- **Supplied information**:
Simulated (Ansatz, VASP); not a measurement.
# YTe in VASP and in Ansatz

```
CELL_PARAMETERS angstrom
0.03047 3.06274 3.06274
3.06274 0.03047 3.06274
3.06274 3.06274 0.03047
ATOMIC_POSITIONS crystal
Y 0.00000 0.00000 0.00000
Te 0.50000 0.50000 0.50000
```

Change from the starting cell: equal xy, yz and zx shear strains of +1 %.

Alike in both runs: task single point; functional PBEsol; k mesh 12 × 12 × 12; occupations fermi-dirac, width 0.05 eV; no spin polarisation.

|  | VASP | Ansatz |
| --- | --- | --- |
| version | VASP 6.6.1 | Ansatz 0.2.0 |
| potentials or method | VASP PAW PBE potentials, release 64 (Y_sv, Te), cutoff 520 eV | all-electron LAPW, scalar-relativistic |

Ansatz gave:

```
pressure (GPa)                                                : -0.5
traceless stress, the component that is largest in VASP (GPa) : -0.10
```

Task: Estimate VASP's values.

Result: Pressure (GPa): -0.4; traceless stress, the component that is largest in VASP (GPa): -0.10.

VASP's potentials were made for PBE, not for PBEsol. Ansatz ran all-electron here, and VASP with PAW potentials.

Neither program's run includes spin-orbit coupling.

- **Activity**:
Write out each entry exactly, and omit nothing.

- **Response area**:
Simulated (Ansatz, VASP); not a measurement.
# YTe in VASP and in Ansatz

```
CELL_PARAMETERS angstrom
0.03047 3.06274 3.06274
3.06274 0.03047 3.06274
3.06274 3.06274 0.03047
ATOMIC_POSITIONS crystal
Y 0.00000 0.00000 0.00000
Te 0.50000 0.50000 0.50000
```

Change from the starting cell: equal xy, yz and zx shear strains of +1 %.

Alike in both runs: task single point; functional PBEsol; k mesh 12 × 12 × 12; occupations fermi-dirac, width 0.05 eV; no spin polarisation.

|  | VASP | Ansatz |
| --- | --- | --- |
| version | VASP 6.6.1 | Ansatz 0.2.0 |
| potentials or method | VASP PAW PBE potentials, release 64 (Y_sv, Te), cutoff 520 eV | all-electron LAPW, scalar-relativistic |

Ansatz gave:

```
pressure (GPa)                                                : -0.5
traceless stress, the component that is largest in VASP (GPa) : -0.10
```

Task: Estimate VASP's values.

Result: Pressure (GPa): -0.4; traceless stress, the component that is largest in VASP (GPa): -0.10.

VASP's potentials were made for PBE, not for PBEsol. Ansatz ran all-electron here, and VASP with PAW potentials.

Neither program's run includes spin-orbit coupling.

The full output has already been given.